**BRIEF**
Print the data in full, exactly as it reads.

**DATA TO EXAMINE**
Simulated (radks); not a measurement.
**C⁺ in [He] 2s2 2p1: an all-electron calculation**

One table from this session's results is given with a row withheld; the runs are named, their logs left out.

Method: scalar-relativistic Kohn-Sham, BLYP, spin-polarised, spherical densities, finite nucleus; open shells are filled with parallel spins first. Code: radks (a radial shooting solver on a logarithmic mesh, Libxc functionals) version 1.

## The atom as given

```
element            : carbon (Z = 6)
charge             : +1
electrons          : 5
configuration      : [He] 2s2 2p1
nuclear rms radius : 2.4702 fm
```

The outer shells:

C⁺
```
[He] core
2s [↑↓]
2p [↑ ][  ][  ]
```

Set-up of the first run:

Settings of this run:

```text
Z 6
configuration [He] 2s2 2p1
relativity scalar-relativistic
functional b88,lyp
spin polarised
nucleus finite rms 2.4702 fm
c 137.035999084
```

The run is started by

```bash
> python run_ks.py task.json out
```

**WRITTEN RESPONSE**
Simulated (radks); not a measurement.
**C⁺ in [He] 2s2 2p1: an all-electron calculation**

One table from this session's results is given with a row withheld; the runs are named, their logs left out.

Method: scalar-relativistic Kohn-Sham, BLYP, spin-polarised, spherical densities, finite nucleus; open shells are filled with parallel spins first. Code: radks (a radial shooting solver on a logarithmic mesh, Libxc functionals) version 1.

## The atom as given

```
element            : carbon (Z = 6)
charge             : +1
electrons          : 5
configuration      : [He] 2s2 2p1
nuclear rms radius : 2.4702 fm
```

The outer shells:

C⁺
```
[He] core
2s [↑↓]
2p [↑ ][  ][  ]
```

Set-up of the first run:

Settings of this run:

```text
Z 6
configuration [He] 2s2 2p1
relativity scalar-relativistic
functional b88,lyp
spin polarised
nucleus finite rms 2.4702 fm
c 137.035999084
```

The run is started by

```bash
> python run_ks.py task.json out
```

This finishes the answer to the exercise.